**Work task:**
With both ends included, repeat exactly the lines of the entries below from the one containing "-0.0001 | -1.4058 |" down to the one containing "-1.7001 | 1.1561 |", and no others.

Start of Provided material

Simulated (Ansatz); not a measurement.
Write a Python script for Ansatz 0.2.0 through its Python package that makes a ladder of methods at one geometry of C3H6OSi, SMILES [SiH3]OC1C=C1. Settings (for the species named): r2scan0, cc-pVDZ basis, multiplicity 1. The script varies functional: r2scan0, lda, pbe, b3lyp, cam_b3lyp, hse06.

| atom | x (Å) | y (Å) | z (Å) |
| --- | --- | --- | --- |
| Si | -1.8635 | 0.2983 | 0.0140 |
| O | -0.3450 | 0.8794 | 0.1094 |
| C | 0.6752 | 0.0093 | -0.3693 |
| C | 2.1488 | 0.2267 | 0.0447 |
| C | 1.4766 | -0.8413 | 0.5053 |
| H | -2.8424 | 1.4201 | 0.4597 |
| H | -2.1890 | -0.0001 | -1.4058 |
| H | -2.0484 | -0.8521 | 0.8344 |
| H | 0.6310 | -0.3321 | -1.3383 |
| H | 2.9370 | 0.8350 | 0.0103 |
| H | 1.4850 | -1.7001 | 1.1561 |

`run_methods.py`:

End of Provided material

**Response:**
| H | -2.1890 | -0.0001 | -1.4058 |
| H | -2.0484 | -0.8521 | 0.8344 |
| H | 0.6310 | -0.3321 | -1.3383 |
| H | 2.9370 | 0.8350 | 0.0103 |
| H | 1.4850 | -1.7001 | 1.1561 |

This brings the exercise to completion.